Material provided =>
##############################

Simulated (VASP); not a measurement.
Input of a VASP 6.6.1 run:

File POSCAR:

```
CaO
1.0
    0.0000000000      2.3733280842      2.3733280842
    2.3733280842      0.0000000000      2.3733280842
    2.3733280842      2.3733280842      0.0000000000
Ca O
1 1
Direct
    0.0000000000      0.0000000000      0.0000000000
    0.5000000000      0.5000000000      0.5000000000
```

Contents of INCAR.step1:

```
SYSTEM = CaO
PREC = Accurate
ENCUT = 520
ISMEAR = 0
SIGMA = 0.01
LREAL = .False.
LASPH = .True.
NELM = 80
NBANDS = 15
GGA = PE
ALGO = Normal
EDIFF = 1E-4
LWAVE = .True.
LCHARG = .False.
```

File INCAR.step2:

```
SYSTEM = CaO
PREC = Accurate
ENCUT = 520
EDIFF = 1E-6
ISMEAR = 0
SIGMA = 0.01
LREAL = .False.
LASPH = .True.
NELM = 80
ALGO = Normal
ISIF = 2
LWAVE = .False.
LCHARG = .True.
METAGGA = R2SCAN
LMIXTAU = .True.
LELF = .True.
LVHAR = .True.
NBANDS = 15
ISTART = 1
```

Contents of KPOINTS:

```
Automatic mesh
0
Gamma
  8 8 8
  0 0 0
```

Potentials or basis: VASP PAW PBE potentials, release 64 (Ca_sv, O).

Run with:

##############################

Work task =>
The output should match the records above exactly, entry for entry.

Response area =>
Simulated (VASP); not a measurement.
Input of a VASP 6.6.1 run:

File POSCAR:

```
CaO
1.0
    0.0000000000      2.3733280842      2.3733280842
    2.3733280842      0.0000000000      2.3733280842
    2.3733280842      2.3733280842      0.0000000000
Ca O
1 1
Direct
    0.0000000000      0.0000000000      0.0000000000
    0.5000000000      0.5000000000      0.5000000000
```

Contents of INCAR.step1:

```
SYSTEM = CaO
PREC = Accurate
ENCUT = 520
ISMEAR = 0
SIGMA = 0.01
LREAL = .False.
LASPH = .True.
NELM = 80
NBANDS = 15
GGA = PE
ALGO = Normal
EDIFF = 1E-4
LWAVE = .True.
LCHARG = .False.
```

File INCAR.step2:

```
SYSTEM = CaO
PREC = Accurate
ENCUT = 520
EDIFF = 1E-6
ISMEAR = 0
SIGMA = 0.01
LREAL = .False.
LASPH = .True.
NELM = 80
ALGO = Normal
ISIF = 2
LWAVE = .False.
LCHARG = .True.
METAGGA = R2SCAN
LMIXTAU = .True.
LELF = .True.
LVHAR = .True.
NBANDS = 15
ISTART = 1
```

Contents of KPOINTS:

```
Automatic mesh
0
Gamma
  8 8 8
  0 0 0
```

Potentials or basis: VASP PAW PBE potentials, release 64 (Ca_sv, O).

Run with:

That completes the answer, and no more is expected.